WORK REQUEST
Without changing anything, output the records below.

EXTRACTED ENTRIES
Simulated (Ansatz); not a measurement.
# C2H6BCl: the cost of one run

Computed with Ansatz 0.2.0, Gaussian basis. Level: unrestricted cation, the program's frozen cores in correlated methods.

WRITTEN RESPONSE
Simulated (Ansatz); not a measurement.
# C2H6BCl: the cost of one run

Computed with Ansatz 0.2.0, Gaussian basis. Level: unrestricted cation, the program's frozen cores in correlated methods.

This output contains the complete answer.